**EXERCISE**
The required output is the lines below from the line containing "0.59 | 7.3 |" to the line containing "0.37 | 2.2 |", inclusive, retyped exactly. No other lines belong in it.

**ENTRIES PROVIDED**
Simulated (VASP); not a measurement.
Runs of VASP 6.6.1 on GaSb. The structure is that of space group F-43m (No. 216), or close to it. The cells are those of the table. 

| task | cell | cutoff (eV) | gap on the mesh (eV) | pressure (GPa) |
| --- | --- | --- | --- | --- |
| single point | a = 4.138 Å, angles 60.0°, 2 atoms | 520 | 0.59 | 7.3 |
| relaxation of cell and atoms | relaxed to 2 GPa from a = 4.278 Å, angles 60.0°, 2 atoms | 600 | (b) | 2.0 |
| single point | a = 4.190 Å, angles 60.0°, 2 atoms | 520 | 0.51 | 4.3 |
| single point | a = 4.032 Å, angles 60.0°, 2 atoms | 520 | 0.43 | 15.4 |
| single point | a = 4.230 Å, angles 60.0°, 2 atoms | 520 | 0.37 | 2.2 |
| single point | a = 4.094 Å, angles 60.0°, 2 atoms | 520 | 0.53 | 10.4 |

**TASK RESULT**
| single point | a = 4.138 Å, angles 60.0°, 2 atoms | 520 | 0.59 | 7.3 |
| relaxation of cell and atoms | relaxed to 2 GPa from a = 4.278 Å, angles 60.0°, 2 atoms | 600 | (b) | 2.0 |
| single point | a = 4.190 Å, angles 60.0°, 2 atoms | 520 | 0.51 | 4.3 |
| single point | a = 4.032 Å, angles 60.0°, 2 atoms | 520 | 0.43 | 15.4 |
| single point | a = 4.230 Å, angles 60.0°, 2 atoms | 520 | 0.37 | 2.2 |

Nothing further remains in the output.